WORK INSTRUCTION: Could you retype all of the entries below word for word?

════

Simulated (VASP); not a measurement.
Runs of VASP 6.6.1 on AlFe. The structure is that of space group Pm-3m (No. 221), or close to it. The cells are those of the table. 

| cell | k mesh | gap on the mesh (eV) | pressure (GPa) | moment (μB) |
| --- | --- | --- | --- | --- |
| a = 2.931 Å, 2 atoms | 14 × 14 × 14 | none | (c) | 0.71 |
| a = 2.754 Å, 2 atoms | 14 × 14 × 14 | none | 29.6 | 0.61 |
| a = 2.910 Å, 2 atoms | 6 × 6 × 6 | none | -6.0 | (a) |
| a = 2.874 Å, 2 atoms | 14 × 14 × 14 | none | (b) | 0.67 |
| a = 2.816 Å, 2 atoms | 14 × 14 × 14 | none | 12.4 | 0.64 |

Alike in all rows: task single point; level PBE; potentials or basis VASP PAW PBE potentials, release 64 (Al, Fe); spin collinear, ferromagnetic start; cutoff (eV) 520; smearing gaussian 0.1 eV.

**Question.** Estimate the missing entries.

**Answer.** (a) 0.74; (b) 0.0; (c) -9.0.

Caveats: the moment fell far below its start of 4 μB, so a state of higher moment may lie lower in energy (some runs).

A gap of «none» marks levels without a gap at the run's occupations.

════

TASK ANSWER:
Simulated (VASP); not a measurement.
Runs of VASP 6.6.1 on AlFe. The structure is that of space group Pm-3m (No. 221), or close to it. The cells are those of the table. 

| cell | k mesh | gap on the mesh (eV) | pressure (GPa) | moment (μB) |
| --- | --- | --- | --- | --- |
| a = 2.931 Å, 2 atoms | 14 × 14 × 14 | none | (c) | 0.71 |
| a = 2.754 Å, 2 atoms | 14 × 14 × 14 | none | 29.6 | 0.61 |
| a = 2.910 Å, 2 atoms | 6 × 6 × 6 | none | -6.0 | (a) |
| a = 2.874 Å, 2 atoms | 14 × 14 × 14 | none | (b) | 0.67 |
| a = 2.816 Å, 2 atoms | 14 × 14 × 14 | none | 12.4 | 0.64 |

Alike in all rows: task single point; level PBE; potentials or basis VASP PAW PBE potentials, release 64 (Al, Fe); spin collinear, ferromagnetic start; cutoff (eV) 520; smearing gaussian 0.1 eV.

**Question.** Estimate the missing entries.

**Answer.** (a) 0.74; (b) 0.0; (c) -9.0.

Caveats: the moment fell far below its start of 4 μB, so a state of higher moment may lie lower in energy (some runs).

A gap of «none» marks levels without a gap at the run's occupations.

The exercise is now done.